BRIEF: Only one span of the listing below is wanted: the lines from the one with "Computed with Ansatz: DFT, PBE, plane" through the one with "The largest force", reproduced exactly, both ends kept.

○ ○ ○ ○ ○ ○ ○
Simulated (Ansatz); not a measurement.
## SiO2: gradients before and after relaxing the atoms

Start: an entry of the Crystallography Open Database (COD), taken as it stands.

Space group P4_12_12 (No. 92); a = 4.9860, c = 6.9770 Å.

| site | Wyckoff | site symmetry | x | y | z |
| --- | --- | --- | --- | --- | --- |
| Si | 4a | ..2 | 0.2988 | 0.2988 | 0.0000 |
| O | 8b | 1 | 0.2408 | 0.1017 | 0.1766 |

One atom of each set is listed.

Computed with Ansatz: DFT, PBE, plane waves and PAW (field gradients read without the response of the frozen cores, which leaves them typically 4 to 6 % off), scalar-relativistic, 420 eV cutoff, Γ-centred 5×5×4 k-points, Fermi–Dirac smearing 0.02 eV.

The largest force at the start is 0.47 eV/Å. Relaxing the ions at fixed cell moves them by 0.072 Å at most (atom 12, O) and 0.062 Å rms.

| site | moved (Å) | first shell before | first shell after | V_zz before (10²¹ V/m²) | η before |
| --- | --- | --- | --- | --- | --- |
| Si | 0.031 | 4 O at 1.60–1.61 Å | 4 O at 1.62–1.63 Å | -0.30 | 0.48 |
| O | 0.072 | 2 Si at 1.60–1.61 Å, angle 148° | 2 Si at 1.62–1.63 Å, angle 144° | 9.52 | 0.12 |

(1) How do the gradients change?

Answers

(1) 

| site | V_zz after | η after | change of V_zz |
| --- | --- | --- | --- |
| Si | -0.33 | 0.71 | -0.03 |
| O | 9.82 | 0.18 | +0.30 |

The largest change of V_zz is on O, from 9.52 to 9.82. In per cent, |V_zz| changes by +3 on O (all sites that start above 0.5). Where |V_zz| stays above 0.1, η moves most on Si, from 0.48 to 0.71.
○ ○ ○ ○ ○ ○ ○

ANSWER AREA:
Computed with Ansatz: DFT, PBE, plane waves and PAW (field gradients read without the response of the frozen cores, which leaves them typically 4 to 6 % off), scalar-relativistic, 420 eV cutoff, Γ-centred 5×5×4 k-points, Fermi–Dirac smearing 0.02 eV.

The largest force at the start is 0.47 eV/Å. Relaxing the ions at fixed cell moves them by 0.072 Å at most (atom 12, O) and 0.062 Å rms.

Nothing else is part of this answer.